### DATA SECTION
━━━

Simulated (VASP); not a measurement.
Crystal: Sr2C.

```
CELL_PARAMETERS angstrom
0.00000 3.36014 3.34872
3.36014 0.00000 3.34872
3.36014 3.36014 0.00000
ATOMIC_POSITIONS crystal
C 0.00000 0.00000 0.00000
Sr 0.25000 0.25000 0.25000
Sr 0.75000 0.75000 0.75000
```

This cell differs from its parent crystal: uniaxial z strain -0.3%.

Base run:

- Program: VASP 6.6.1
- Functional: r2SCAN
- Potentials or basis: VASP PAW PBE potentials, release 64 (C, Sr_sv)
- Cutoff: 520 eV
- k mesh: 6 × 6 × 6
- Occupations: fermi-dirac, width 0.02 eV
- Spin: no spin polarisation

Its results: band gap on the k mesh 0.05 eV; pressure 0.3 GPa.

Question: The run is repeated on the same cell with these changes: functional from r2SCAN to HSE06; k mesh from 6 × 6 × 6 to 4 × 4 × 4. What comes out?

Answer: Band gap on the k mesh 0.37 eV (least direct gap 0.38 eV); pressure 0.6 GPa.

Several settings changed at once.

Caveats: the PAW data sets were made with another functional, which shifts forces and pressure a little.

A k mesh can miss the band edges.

━━━

### ASSIGNED TASK
Only the lines from the first one of the listing up to and including the line where "Caveats: the PAW" appears are wanted, reproduced exactly.

### EXERCISE OUTPUT
Simulated (VASP); not a measurement.
Crystal: Sr2C.

```
CELL_PARAMETERS angstrom
0.00000 3.36014 3.34872
3.36014 0.00000 3.34872
3.36014 3.36014 0.00000
ATOMIC_POSITIONS crystal
C 0.00000 0.00000 0.00000
Sr 0.25000 0.25000 0.25000
Sr 0.75000 0.75000 0.75000
```

This cell differs from its parent crystal: uniaxial z strain -0.3%.

Base run:

- Program: VASP 6.6.1
- Functional: r2SCAN
- Potentials or basis: VASP PAW PBE potentials, release 64 (C, Sr_sv)
- Cutoff: 520 eV
- k mesh: 6 × 6 × 6
- Occupations: fermi-dirac, width 0.02 eV
- Spin: no spin polarisation

Its results: band gap on the k mesh 0.05 eV; pressure 0.3 GPa.

Question: The run is repeated on the same cell with these changes: functional from r2SCAN to HSE06; k mesh from 6 × 6 × 6 to 4 × 4 × 4. What comes out?

Answer: Band gap on the k mesh 0.37 eV (least direct gap 0.38 eV); pressure 0.6 GPa.

Several settings changed at once.

Caveats: the PAW data sets were made with another functional, which shifts forces and pressure a little.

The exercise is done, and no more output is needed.